> [REQUIREMENT]:
Please restate the data word for word.

__________________________________________________
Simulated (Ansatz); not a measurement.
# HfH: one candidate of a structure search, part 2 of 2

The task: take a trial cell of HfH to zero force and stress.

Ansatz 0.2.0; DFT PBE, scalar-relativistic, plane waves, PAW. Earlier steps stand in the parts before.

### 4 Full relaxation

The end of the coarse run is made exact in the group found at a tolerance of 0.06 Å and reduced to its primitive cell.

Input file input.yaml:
__________________________________________________

> [EXERCISE OUTPUT]:
Simulated (Ansatz); not a measurement.
# HfH: one candidate of a structure search, part 2 of 2

The task: take a trial cell of HfH to zero force and stress.

Ansatz 0.2.0; DFT PBE, scalar-relativistic, plane waves, PAW. Earlier steps stand in the parts before.

### 4 Full relaxation

The end of the coarse run is made exact in the group found at a tolerance of 0.06 Å and reduced to its primitive cell.

Input file input.yaml:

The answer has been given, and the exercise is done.